## Exercise
Please repeat each entry. Match every word exactly.

## Provided records
------------------------
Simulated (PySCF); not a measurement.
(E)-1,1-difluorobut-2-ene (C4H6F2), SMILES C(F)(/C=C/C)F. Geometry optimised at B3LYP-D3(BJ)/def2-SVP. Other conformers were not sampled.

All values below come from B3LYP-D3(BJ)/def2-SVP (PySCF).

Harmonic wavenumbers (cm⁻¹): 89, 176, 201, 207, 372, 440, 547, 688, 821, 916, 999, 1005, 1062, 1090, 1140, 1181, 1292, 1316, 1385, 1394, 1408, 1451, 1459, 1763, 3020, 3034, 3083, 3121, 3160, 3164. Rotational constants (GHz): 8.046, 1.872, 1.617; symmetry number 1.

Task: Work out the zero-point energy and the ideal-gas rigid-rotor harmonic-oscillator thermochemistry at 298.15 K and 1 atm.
------------------------

## Answer area
Simulated (PySCF); not a measurement.
(E)-1,1-difluorobut-2-ene (C4H6F2), SMILES C(F)(/C=C/C)F. Geometry optimised at B3LYP-D3(BJ)/def2-SVP. Other conformers were not sampled.

All values below come from B3LYP-D3(BJ)/def2-SVP (PySCF).

Harmonic wavenumbers (cm⁻¹): 89, 176, 201, 207, 372, 440, 547, 688, 821, 916, 999, 1005, 1062, 1090, 1140, 1181, 1292, 1316, 1385, 1394, 1408, 1451, 1459, 1763, 3020, 3034, 3083, 3121, 3160, 3164. Rotational constants (GHz): 8.046, 1.872, 1.617; symmetry number 1.

Task: Work out the zero-point energy and the ideal-gas rigid-rotor harmonic-oscillator thermochemistry at 298.15 K and 1 atm.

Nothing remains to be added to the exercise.